▸ **BRIEF**
Nothing in the records may be changed; retype them in full.

======== DATA EXTRACT ========

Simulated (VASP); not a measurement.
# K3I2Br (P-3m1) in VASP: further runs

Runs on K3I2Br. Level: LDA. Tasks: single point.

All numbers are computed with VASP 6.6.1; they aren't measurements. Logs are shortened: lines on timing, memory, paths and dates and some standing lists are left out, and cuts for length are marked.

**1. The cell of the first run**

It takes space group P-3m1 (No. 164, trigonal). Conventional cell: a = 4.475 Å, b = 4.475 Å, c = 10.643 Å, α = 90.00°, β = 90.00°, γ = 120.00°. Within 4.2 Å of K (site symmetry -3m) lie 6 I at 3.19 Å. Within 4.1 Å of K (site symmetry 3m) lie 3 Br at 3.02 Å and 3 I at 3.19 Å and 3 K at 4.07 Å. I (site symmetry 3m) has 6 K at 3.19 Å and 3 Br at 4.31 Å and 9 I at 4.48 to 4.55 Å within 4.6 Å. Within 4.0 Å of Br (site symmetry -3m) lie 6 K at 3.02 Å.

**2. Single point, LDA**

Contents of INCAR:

========

▸ **ANSWER AREA**
Simulated (VASP); not a measurement.
# K3I2Br (P-3m1) in VASP: further runs

Runs on K3I2Br. Level: LDA. Tasks: single point.

All numbers are computed with VASP 6.6.1; they aren't measurements. Logs are shortened: lines on timing, memory, paths and dates and some standing lists are left out, and cuts for length are marked.

**1. The cell of the first run**

It takes space group P-3m1 (No. 164, trigonal). Conventional cell: a = 4.475 Å, b = 4.475 Å, c = 10.643 Å, α = 90.00°, β = 90.00°, γ = 120.00°. Within 4.2 Å of K (site symmetry -3m) lie 6 I at 3.19 Å. Within 4.1 Å of K (site symmetry 3m) lie 3 Br at 3.02 Å and 3 I at 3.19 Å and 3 K at 4.07 Å. I (site symmetry 3m) has 6 K at 3.19 Å and 3 Br at 4.31 Å and 9 I at 4.48 to 4.55 Å within 4.6 Å. Within 4.0 Å of Br (site symmetry -3m) lie 6 K at 3.02 Å.

**2. Single point, LDA**

Contents of INCAR:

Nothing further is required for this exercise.